## Activity
The lines below starting at the line containing "Computed with RKS" and ending at the line containing "CH3B···CH4. Three frontier" are to be repeated exactly, with both ends kept and nothing else added.

## Data supplied
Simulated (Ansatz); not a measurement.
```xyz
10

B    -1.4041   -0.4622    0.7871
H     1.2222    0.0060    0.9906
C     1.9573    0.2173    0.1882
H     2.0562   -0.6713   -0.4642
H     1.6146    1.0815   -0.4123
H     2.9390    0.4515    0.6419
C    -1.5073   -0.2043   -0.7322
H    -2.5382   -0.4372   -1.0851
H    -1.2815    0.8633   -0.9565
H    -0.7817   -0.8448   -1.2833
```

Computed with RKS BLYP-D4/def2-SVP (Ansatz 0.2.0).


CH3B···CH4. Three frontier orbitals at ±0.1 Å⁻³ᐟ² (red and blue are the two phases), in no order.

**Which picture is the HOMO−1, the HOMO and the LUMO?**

## Expected answer
Computed with RKS BLYP-D4/def2-SVP (Ansatz 0.2.0).


CH3B···CH4. Three frontier orbitals at ±0.1 Å⁻³ᐟ² (red and blue are the two phases), in no order.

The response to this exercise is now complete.